[WORK ORDER]
From the listing below, copy only the lines running from the line that contains "A single-stage vapour-compression" to the line that contains "The numbers come", both included.

**********
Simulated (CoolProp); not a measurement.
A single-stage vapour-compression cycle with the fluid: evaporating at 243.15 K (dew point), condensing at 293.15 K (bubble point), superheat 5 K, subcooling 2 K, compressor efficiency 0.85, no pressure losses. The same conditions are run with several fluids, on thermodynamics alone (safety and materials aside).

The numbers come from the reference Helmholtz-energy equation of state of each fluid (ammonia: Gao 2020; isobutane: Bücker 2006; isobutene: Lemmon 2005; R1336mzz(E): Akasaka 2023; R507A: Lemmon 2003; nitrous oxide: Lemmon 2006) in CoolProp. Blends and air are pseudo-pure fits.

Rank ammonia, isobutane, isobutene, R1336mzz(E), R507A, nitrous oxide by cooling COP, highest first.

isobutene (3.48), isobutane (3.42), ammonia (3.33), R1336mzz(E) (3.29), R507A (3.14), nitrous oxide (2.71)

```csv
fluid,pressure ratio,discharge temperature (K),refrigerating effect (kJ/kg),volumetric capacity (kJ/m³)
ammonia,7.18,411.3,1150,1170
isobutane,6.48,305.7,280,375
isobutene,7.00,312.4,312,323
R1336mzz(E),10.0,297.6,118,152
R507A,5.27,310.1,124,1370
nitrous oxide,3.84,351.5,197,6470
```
**********

[WRITTEN REPLY]
A single-stage vapour-compression cycle with the fluid: evaporating at 243.15 K (dew point), condensing at 293.15 K (bubble point), superheat 5 K, subcooling 2 K, compressor efficiency 0.85, no pressure losses. The same conditions are run with several fluids, on thermodynamics alone (safety and materials aside).

The numbers come from the reference Helmholtz-energy equation of state of each fluid (ammonia: Gao 2020; isobutane: Bücker 2006; isobutene: Lemmon 2005; R1336mzz(E): Akasaka 2023; R507A: Lemmon 2003; nitrous oxide: Lemmon 2006) in CoolProp. Blends and air are pseudo-pure fits.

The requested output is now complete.